Brief:
Transcribe word for word the lines below from the line with "### Step 1. The cell of the first run" through the line with "The structure is", ends included.

━━━━━━━━━━━━━━━━

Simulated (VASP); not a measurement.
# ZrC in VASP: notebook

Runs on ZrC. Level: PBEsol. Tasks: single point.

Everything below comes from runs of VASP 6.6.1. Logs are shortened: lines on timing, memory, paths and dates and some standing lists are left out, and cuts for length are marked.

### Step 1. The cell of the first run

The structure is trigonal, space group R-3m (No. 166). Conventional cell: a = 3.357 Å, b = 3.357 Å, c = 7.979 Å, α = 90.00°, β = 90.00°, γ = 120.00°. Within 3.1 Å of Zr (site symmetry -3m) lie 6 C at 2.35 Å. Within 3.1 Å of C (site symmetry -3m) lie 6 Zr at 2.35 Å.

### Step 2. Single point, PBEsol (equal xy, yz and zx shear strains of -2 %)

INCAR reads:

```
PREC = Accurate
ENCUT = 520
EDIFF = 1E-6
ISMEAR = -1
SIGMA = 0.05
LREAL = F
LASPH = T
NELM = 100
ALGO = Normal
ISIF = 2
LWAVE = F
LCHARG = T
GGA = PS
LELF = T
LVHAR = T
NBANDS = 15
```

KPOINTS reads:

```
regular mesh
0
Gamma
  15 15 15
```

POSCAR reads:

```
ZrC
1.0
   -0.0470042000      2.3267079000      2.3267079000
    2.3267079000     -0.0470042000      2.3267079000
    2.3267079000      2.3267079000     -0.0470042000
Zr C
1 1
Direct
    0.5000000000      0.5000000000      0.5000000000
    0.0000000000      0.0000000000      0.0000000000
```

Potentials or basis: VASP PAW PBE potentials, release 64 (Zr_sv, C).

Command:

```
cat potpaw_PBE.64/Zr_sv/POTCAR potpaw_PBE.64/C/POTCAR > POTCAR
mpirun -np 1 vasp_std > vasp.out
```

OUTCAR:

━━━━━━━━━━━━━━━━

Response box:
### Step 1. The cell of the first run

The structure is trigonal, space group R-3m (No. 166). Conventional cell: a = 3.357 Å, b = 3.357 Å, c = 7.979 Å, α = 90.00°, β = 90.00°, γ = 120.00°. Within 3.1 Å of Zr (site symmetry -3m) lie 6 C at 2.35 Å. Within 3.1 Å of C (site symmetry -3m) lie 6 Zr at 2.35 Å.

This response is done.